•••
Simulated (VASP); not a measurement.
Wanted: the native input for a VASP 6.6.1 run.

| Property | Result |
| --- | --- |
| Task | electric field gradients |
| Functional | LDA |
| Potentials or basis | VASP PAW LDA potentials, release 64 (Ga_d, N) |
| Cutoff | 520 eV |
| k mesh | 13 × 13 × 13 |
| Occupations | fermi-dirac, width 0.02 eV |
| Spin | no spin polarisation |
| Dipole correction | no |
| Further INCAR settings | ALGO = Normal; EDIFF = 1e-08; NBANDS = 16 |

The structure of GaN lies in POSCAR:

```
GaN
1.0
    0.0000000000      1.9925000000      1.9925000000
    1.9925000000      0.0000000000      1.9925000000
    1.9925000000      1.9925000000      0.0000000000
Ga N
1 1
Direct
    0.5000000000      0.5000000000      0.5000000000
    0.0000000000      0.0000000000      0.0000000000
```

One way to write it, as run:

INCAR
•••

Each entry above is to be transcribed word for word.

Simulated (VASP); not a measurement.
Wanted: the native input for a VASP 6.6.1 run.

| Property | Result |
| --- | --- |
| Task | electric field gradients |
| Functional | LDA |
| Potentials or basis | VASP PAW LDA potentials, release 64 (Ga_d, N) |
| Cutoff | 520 eV |
| k mesh | 13 × 13 × 13 |
| Occupations | fermi-dirac, width 0.02 eV |
| Spin | no spin polarisation |
| Dipole correction | no |
| Further INCAR settings | ALGO = Normal; EDIFF = 1e-08; NBANDS = 16 |

The structure of GaN lies in POSCAR:

```
GaN
1.0
    0.0000000000      1.9925000000      1.9925000000
    1.9925000000      0.0000000000      1.9925000000
    1.9925000000      1.9925000000      0.0000000000
Ga N
1 1
Direct
    0.5000000000      0.5000000000      0.5000000000
    0.0000000000      0.0000000000      0.0000000000
```

One way to write it, as run:

INCAR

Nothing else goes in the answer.